ASSIGNMENT: Copy the lines below exactly. Start at the first and finish with the line containing "2. Zero-point energy: half".

SUPPLIED ENTRIES:
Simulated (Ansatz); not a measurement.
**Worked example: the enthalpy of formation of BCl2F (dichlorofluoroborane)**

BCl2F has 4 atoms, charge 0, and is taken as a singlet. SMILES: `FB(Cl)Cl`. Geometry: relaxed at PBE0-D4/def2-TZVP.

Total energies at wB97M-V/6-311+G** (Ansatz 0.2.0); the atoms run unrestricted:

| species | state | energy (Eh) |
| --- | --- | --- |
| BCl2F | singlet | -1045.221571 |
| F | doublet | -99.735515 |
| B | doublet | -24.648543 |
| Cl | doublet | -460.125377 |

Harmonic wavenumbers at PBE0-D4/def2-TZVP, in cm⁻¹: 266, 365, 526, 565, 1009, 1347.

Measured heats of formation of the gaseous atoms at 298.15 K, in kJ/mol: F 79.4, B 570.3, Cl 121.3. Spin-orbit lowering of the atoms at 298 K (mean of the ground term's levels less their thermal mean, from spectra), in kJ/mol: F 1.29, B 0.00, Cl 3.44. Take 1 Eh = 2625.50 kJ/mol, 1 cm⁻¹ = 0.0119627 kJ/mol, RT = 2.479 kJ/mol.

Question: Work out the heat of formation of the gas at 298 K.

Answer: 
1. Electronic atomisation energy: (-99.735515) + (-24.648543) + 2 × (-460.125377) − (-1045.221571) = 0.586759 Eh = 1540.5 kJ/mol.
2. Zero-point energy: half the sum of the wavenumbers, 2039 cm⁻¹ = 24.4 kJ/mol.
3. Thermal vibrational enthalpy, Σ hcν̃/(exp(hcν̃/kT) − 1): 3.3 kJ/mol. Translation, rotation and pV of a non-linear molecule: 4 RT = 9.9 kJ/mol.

SOLUTION:
Simulated (Ansatz); not a measurement.
**Worked example: the enthalpy of formation of BCl2F (dichlorofluoroborane)**

BCl2F has 4 atoms, charge 0, and is taken as a singlet. SMILES: `FB(Cl)Cl`. Geometry: relaxed at PBE0-D4/def2-TZVP.

Total energies at wB97M-V/6-311+G** (Ansatz 0.2.0); the atoms run unrestricted:

| species | state | energy (Eh) |
| --- | --- | --- |
| BCl2F | singlet | -1045.221571 |
| F | doublet | -99.735515 |
| B | doublet | -24.648543 |
| Cl | doublet | -460.125377 |

Harmonic wavenumbers at PBE0-D4/def2-TZVP, in cm⁻¹: 266, 365, 526, 565, 1009, 1347.

Measured heats of formation of the gaseous atoms at 298.15 K, in kJ/mol: F 79.4, B 570.3, Cl 121.3. Spin-orbit lowering of the atoms at 298 K (mean of the ground term's levels less their thermal mean, from spectra), in kJ/mol: F 1.29, B 0.00, Cl 3.44. Take 1 Eh = 2625.50 kJ/mol, 1 cm⁻¹ = 0.0119627 kJ/mol, RT = 2.479 kJ/mol.

Question: Work out the heat of formation of the gas at 298 K.

Answer: 
1. Electronic atomisation energy: (-99.735515) + (-24.648543) + 2 × (-460.125377) − (-1045.221571) = 0.586759 Eh = 1540.5 kJ/mol.
2. Zero-point energy: half the sum of the wavenumbers, 2039 cm⁻¹ = 24.4 kJ/mol.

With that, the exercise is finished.